> _Required action_: Write out, please, the lines from the beginning of the material to the line with "Run time: 7.1", including both ends and nothing else.

> _Dataset content_:
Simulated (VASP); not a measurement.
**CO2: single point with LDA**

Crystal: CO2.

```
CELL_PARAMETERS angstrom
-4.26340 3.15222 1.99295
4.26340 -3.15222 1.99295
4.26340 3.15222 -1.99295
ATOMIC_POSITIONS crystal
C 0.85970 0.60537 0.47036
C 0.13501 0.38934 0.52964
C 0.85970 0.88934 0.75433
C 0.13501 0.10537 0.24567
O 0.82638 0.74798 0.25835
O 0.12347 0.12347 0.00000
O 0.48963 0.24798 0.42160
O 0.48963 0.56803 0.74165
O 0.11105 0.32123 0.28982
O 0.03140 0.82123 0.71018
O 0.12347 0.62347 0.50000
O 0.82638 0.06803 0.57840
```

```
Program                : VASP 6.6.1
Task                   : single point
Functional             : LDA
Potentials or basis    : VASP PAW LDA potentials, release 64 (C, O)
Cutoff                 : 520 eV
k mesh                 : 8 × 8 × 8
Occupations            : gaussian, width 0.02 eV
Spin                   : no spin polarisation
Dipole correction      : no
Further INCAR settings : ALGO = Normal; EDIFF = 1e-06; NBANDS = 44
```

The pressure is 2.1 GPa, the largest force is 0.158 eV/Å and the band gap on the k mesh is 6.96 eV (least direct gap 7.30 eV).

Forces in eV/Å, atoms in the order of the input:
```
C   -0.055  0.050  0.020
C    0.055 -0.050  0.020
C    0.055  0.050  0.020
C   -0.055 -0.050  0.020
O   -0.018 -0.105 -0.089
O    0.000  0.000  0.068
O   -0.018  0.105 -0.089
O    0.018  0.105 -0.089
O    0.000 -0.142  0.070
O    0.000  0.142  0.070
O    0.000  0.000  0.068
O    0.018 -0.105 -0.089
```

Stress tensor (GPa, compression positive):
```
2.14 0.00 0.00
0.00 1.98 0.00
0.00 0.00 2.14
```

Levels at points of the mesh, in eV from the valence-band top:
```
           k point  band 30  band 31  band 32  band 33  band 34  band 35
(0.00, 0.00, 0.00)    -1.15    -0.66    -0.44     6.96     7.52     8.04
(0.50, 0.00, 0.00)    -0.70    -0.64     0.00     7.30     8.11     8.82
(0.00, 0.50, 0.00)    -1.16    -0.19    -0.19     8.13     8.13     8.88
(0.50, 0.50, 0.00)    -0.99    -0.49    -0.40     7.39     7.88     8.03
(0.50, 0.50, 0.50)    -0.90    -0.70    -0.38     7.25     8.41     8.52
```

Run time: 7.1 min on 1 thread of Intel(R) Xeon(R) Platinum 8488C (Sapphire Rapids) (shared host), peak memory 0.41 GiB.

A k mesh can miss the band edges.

> _Exercise response_:
Simulated (VASP); not a measurement.
**CO2: single point with LDA**

Crystal: CO2.

```
CELL_PARAMETERS angstrom
-4.26340 3.15222 1.99295
4.26340 -3.15222 1.99295
4.26340 3.15222 -1.99295
ATOMIC_POSITIONS crystal
C 0.85970 0.60537 0.47036
C 0.13501 0.38934 0.52964
C 0.85970 0.88934 0.75433
C 0.13501 0.10537 0.24567
O 0.82638 0.74798 0.25835
O 0.12347 0.12347 0.00000
O 0.48963 0.24798 0.42160
O 0.48963 0.56803 0.74165
O 0.11105 0.32123 0.28982
O 0.03140 0.82123 0.71018
O 0.12347 0.62347 0.50000
O 0.82638 0.06803 0.57840
```

```
Program                : VASP 6.6.1
Task                   : single point
Functional             : LDA
Potentials or basis    : VASP PAW LDA potentials, release 64 (C, O)
Cutoff                 : 520 eV
k mesh                 : 8 × 8 × 8
Occupations            : gaussian, width 0.02 eV
Spin                   : no spin polarisation
Dipole correction      : no
Further INCAR settings : ALGO = Normal; EDIFF = 1e-06; NBANDS = 44
```

The pressure is 2.1 GPa, the largest force is 0.158 eV/Å and the band gap on the k mesh is 6.96 eV (least direct gap 7.30 eV).

Forces in eV/Å, atoms in the order of the input:
```
C   -0.055  0.050  0.020
C    0.055 -0.050  0.020
C    0.055  0.050  0.020
C   -0.055 -0.050  0.020
O   -0.018 -0.105 -0.089
O    0.000  0.000  0.068
O   -0.018  0.105 -0.089
O    0.018  0.105 -0.089
O    0.000 -0.142  0.070
O    0.000  0.142  0.070
O    0.000  0.000  0.068
O    0.018 -0.105 -0.089
```

Stress tensor (GPa, compression positive):
```
2.14 0.00 0.00
0.00 1.98 0.00
0.00 0.00 2.14
```

Levels at points of the mesh, in eV from the valence-band top:
```
           k point  band 30  band 31  band 32  band 33  band 34  band 35
(0.00, 0.00, 0.00)    -1.15    -0.66    -0.44     6.96     7.52     8.04
(0.50, 0.00, 0.00)    -0.70    -0.64     0.00     7.30     8.11     8.82
(0.00, 0.50, 0.00)    -1.16    -0.19    -0.19     8.13     8.13     8.88
(0.50, 0.50, 0.00)    -0.99    -0.49    -0.40     7.39     7.88     8.03
(0.50, 0.50, 0.50)    -0.90    -0.70    -0.38     7.25     8.41     8.52
```

Run time: 7.1 min on 1 thread of Intel(R) Xeon(R) Platinum 8488C (Sapphire Rapids) (shared host), peak memory 0.41 GiB.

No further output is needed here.